**** DATASET ENTRIES
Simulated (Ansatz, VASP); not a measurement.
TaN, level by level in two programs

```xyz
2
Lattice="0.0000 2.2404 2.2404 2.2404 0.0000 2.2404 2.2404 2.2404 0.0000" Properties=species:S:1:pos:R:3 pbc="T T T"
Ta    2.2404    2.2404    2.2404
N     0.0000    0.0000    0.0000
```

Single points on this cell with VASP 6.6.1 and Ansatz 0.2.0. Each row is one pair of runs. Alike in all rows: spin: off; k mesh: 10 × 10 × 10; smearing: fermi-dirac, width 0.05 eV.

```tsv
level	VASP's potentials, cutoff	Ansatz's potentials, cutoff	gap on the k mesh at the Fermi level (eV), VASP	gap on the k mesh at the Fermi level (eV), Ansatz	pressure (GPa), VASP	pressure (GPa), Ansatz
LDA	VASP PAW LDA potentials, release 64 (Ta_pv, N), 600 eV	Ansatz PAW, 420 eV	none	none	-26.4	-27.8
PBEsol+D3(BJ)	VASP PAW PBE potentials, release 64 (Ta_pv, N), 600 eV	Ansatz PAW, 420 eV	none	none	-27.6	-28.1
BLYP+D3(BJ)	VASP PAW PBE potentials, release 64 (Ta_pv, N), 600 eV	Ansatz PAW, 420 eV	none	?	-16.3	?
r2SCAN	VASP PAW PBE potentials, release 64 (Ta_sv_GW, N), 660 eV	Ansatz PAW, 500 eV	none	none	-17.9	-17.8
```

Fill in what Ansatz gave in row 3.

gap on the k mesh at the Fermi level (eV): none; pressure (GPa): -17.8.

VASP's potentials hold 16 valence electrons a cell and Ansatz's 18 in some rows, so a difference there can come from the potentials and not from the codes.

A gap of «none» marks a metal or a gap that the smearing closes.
********

Every line of data must be returned unchanged.

Simulated (Ansatz, VASP); not a measurement.
TaN, level by level in two programs

```xyz
2
Lattice="0.0000 2.2404 2.2404 2.2404 0.0000 2.2404 2.2404 2.2404 0.0000" Properties=species:S:1:pos:R:3 pbc="T T T"
Ta    2.2404    2.2404    2.2404
N     0.0000    0.0000    0.0000
```

Single points on this cell with VASP 6.6.1 and Ansatz 0.2.0. Each row is one pair of runs. Alike in all rows: spin: off; k mesh: 10 × 10 × 10; smearing: fermi-dirac, width 0.05 eV.

```tsv
level	VASP's potentials, cutoff	Ansatz's potentials, cutoff	gap on the k mesh at the Fermi level (eV), VASP	gap on the k mesh at the Fermi level (eV), Ansatz	pressure (GPa), VASP	pressure (GPa), Ansatz
LDA	VASP PAW LDA potentials, release 64 (Ta_pv, N), 600 eV	Ansatz PAW, 420 eV	none	none	-26.4	-27.8
PBEsol+D3(BJ)	VASP PAW PBE potentials, release 64 (Ta_pv, N), 600 eV	Ansatz PAW, 420 eV	none	none	-27.6	-28.1
BLYP+D3(BJ)	VASP PAW PBE potentials, release 64 (Ta_pv, N), 600 eV	Ansatz PAW, 420 eV	none	?	-16.3	?
r2SCAN	VASP PAW PBE potentials, release 64 (Ta_sv_GW, N), 660 eV	Ansatz PAW, 500 eV	none	none	-17.9	-17.8
```

Fill in what Ansatz gave in row 3.

gap on the k mesh at the Fermi level (eV): none; pressure (GPa): -17.8.

VASP's potentials hold 16 valence electrons a cell and Ansatz's 18 in some rows, so a difference there can come from the potentials and not from the codes.

A gap of «none» marks a metal or a gap that the smearing closes.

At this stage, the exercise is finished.